Activity: Line by line, retype the material below exactly, from its first line up to and including the one holding "At the start: pressure".

The data:
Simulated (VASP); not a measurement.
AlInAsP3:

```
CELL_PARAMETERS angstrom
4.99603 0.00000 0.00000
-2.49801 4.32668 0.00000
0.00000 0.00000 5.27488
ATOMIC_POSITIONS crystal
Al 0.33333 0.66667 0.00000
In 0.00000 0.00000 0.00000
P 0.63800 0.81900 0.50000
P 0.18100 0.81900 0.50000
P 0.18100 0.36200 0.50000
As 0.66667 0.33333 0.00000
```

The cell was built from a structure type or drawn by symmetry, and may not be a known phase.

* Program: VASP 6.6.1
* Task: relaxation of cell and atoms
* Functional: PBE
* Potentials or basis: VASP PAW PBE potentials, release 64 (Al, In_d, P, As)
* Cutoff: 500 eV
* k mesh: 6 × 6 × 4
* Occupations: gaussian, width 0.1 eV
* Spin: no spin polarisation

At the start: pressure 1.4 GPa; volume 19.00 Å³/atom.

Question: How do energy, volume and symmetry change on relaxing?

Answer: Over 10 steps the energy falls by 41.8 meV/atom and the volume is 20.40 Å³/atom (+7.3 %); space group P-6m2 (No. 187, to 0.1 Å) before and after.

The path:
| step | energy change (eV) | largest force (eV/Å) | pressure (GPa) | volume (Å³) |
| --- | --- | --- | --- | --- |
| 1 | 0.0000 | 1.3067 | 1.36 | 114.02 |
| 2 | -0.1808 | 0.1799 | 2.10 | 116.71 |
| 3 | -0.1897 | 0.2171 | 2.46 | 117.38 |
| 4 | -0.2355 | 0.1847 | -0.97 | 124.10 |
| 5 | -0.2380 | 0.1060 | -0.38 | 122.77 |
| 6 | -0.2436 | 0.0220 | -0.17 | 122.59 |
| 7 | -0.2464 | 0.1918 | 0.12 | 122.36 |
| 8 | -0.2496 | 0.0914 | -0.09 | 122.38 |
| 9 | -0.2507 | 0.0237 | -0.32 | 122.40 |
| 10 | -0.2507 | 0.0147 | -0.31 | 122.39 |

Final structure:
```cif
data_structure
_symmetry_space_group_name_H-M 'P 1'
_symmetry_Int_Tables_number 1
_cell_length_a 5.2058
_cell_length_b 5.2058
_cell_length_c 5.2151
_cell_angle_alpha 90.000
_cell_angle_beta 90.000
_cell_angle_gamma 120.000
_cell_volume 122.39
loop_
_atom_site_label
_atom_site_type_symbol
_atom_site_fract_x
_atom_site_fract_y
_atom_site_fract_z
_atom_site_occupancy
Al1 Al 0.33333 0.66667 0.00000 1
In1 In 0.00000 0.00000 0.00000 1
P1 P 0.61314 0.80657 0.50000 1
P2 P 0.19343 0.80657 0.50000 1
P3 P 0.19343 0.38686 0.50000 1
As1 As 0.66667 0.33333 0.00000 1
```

Exercise response:
Simulated (VASP); not a measurement.
AlInAsP3:

```
CELL_PARAMETERS angstrom
4.99603 0.00000 0.00000
-2.49801 4.32668 0.00000
0.00000 0.00000 5.27488
ATOMIC_POSITIONS crystal
Al 0.33333 0.66667 0.00000
In 0.00000 0.00000 0.00000
P 0.63800 0.81900 0.50000
P 0.18100 0.81900 0.50000
P 0.18100 0.36200 0.50000
As 0.66667 0.33333 0.00000
```

The cell was built from a structure type or drawn by symmetry, and may not be a known phase.

* Program: VASP 6.6.1
* Task: relaxation of cell and atoms
* Functional: PBE
* Potentials or basis: VASP PAW PBE potentials, release 64 (Al, In_d, P, As)
* Cutoff: 500 eV
* k mesh: 6 × 6 × 4
* Occupations: gaussian, width 0.1 eV
* Spin: no spin polarisation

At the start: pressure 1.4 GPa; volume 19.00 Å³/atom.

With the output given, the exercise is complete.